# WORK REQUEST
Every entry that appears below is to be output exactly.

● ● ● ● ●

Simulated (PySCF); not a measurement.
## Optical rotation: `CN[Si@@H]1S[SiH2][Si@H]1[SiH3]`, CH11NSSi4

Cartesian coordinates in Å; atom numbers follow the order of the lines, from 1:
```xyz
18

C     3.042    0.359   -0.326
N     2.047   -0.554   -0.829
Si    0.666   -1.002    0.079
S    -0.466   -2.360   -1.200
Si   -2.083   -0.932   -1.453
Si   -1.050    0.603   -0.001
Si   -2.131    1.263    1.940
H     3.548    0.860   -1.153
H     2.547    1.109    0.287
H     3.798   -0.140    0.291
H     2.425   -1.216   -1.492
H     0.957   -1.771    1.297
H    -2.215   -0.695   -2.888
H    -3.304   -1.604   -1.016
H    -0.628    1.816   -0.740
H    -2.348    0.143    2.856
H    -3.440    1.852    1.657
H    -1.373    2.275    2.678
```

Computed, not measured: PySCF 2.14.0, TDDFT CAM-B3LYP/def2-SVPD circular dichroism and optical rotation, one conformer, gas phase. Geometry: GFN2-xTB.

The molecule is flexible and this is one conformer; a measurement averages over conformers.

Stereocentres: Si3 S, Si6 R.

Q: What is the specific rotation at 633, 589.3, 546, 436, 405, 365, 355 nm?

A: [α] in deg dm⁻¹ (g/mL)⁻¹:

● ● ● ● ●

# TASK OUTPUT
Simulated (PySCF); not a measurement.
## Optical rotation: `CN[Si@@H]1S[SiH2][Si@H]1[SiH3]`, CH11NSSi4

Cartesian coordinates in Å; atom numbers follow the order of the lines, from 1:
```xyz
18

C     3.042    0.359   -0.326
N     2.047   -0.554   -0.829
Si    0.666   -1.002    0.079
S    -0.466   -2.360   -1.200
Si   -2.083   -0.932   -1.453
Si   -1.050    0.603   -0.001
Si   -2.131    1.263    1.940
H     3.548    0.860   -1.153
H     2.547    1.109    0.287
H     3.798   -0.140    0.291
H     2.425   -1.216   -1.492
H     0.957   -1.771    1.297
H    -2.215   -0.695   -2.888
H    -3.304   -1.604   -1.016
H    -0.628    1.816   -0.740
H    -2.348    0.143    2.856
H    -3.440    1.852    1.657
H    -1.373    2.275    2.678
```

Computed, not measured: PySCF 2.14.0, TDDFT CAM-B3LYP/def2-SVPD circular dichroism and optical rotation, one conformer, gas phase. Geometry: GFN2-xTB.

The molecule is flexible and this is one conformer; a measurement averages over conformers.

Stereocentres: Si3 S, Si6 R.

Q: What is the specific rotation at 633, 589.3, 546, 436, 405, 365, 355 nm?

A: [α] in deg dm⁻¹ (g/mL)⁻¹:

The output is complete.